Write out the stretch of lines below that begins at the line with "C–B (1.59 Å): ρ" and ends at the line with "Si–N (1.73 Å): ρ", including both, exactly as given and nothing more.

[[ Listed records open ]]
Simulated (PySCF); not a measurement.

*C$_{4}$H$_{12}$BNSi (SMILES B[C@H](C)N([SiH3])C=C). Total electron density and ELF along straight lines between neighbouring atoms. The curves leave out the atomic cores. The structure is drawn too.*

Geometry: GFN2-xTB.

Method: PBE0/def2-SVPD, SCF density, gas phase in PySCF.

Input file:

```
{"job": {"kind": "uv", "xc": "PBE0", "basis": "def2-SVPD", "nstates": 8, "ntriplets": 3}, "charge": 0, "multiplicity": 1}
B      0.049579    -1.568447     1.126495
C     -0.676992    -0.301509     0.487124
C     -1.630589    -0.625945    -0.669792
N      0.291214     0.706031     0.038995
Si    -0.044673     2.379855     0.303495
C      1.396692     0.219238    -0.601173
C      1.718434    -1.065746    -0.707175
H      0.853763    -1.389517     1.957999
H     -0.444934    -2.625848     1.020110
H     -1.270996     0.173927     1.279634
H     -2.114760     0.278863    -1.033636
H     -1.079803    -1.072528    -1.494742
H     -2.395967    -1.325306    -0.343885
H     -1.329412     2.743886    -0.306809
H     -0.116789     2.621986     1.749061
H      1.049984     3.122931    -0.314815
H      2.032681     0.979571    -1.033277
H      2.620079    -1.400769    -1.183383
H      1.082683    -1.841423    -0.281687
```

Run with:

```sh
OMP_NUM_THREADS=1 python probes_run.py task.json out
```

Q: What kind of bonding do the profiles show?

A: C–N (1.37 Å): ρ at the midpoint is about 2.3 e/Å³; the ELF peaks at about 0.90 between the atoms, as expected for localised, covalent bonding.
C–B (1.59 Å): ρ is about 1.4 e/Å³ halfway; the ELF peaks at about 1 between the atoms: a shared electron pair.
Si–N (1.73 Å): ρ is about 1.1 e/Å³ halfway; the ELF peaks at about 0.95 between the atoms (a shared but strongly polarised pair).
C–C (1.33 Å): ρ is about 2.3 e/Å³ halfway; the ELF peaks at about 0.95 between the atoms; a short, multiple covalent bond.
[[ Listed records closed ]]

§ Exercise answer
C–B (1.59 Å): ρ is about 1.4 e/Å³ halfway; the ELF peaks at about 1 between the atoms: a shared electron pair.
Si–N (1.73 Å): ρ is about 1.1 e/Å³ halfway; the ELF peaks at about 0.95 between the atoms (a shared but strongly polarised pair).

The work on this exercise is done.